__ASSIGNMENT__. All of the entries are to be restated word for word.

§

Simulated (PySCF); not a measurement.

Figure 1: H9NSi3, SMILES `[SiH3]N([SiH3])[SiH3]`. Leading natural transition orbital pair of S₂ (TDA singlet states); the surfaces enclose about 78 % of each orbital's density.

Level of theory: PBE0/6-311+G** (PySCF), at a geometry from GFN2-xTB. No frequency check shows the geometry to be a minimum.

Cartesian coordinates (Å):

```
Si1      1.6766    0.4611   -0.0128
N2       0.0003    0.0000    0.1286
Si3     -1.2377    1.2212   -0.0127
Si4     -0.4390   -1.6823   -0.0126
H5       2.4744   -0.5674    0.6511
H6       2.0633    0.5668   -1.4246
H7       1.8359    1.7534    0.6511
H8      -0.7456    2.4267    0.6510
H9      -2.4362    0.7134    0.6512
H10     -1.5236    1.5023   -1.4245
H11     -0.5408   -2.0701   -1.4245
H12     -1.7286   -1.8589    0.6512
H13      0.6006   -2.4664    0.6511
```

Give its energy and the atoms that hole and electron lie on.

§

__RESPONSE AREA__.
Simulated (PySCF); not a measurement.

Figure 1: H9NSi3, SMILES `[SiH3]N([SiH3])[SiH3]`. Leading natural transition orbital pair of S₂ (TDA singlet states); the surfaces enclose about 78 % of each orbital's density.

Level of theory: PBE0/6-311+G** (PySCF), at a geometry from GFN2-xTB. No frequency check shows the geometry to be a minimum.

Cartesian coordinates (Å):

```
Si1      1.6766    0.4611   -0.0128
N2       0.0003    0.0000    0.1286
Si3     -1.2377    1.2212   -0.0127
Si4     -0.4390   -1.6823   -0.0126
H5       2.4744   -0.5674    0.6511
H6       2.0633    0.5668   -1.4246
H7       1.8359    1.7534    0.6511
H8      -0.7456    2.4267    0.6510
H9      -2.4362    0.7134    0.6512
H10     -1.5236    1.5023   -1.4245
H11     -0.5408   -2.0701   -1.4245
H12     -1.7286   -1.8589    0.6512
H13      0.6006   -2.4664    0.6511
```

Give its energy and the atoms that hole and electron lie on.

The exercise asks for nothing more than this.